[Required action]
Repeat the entries below exactly. Begin with the first line and end with the line that contains "(In_d, Cu, O).".

[Data extracts]
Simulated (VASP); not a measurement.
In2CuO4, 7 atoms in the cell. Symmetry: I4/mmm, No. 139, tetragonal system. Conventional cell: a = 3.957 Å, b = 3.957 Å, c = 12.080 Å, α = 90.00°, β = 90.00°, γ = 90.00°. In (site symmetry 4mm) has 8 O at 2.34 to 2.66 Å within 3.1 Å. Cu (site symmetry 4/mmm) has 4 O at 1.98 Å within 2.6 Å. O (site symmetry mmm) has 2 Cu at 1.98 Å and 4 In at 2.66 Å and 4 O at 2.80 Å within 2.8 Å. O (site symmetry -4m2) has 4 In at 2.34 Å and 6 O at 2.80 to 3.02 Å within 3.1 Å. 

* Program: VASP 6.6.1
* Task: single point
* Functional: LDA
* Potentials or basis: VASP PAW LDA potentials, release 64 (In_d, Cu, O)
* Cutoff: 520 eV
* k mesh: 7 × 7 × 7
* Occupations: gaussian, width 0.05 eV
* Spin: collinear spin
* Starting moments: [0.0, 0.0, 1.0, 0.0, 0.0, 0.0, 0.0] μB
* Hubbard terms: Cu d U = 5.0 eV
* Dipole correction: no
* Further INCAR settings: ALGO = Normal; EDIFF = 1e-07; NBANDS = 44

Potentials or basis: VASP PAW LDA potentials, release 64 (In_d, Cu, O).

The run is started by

[Worked solution]
Simulated (VASP); not a measurement.
In2CuO4, 7 atoms in the cell. Symmetry: I4/mmm, No. 139, tetragonal system. Conventional cell: a = 3.957 Å, b = 3.957 Å, c = 12.080 Å, α = 90.00°, β = 90.00°, γ = 90.00°. In (site symmetry 4mm) has 8 O at 2.34 to 2.66 Å within 3.1 Å. Cu (site symmetry 4/mmm) has 4 O at 1.98 Å within 2.6 Å. O (site symmetry mmm) has 2 Cu at 1.98 Å and 4 In at 2.66 Å and 4 O at 2.80 Å within 2.8 Å. O (site symmetry -4m2) has 4 In at 2.34 Å and 6 O at 2.80 to 3.02 Å within 3.1 Å. 

* Program: VASP 6.6.1
* Task: single point
* Functional: LDA
* Potentials or basis: VASP PAW LDA potentials, release 64 (In_d, Cu, O)
* Cutoff: 520 eV
* k mesh: 7 × 7 × 7
* Occupations: gaussian, width 0.05 eV
* Spin: collinear spin
* Starting moments: [0.0, 0.0, 1.0, 0.0, 0.0, 0.0, 0.0] μB
* Hubbard terms: Cu d U = 5.0 eV
* Dipole correction: no
* Further INCAR settings: ALGO = Normal; EDIFF = 1e-07; NBANDS = 44

Potentials or basis: VASP PAW LDA potentials, release 64 (In_d, Cu, O).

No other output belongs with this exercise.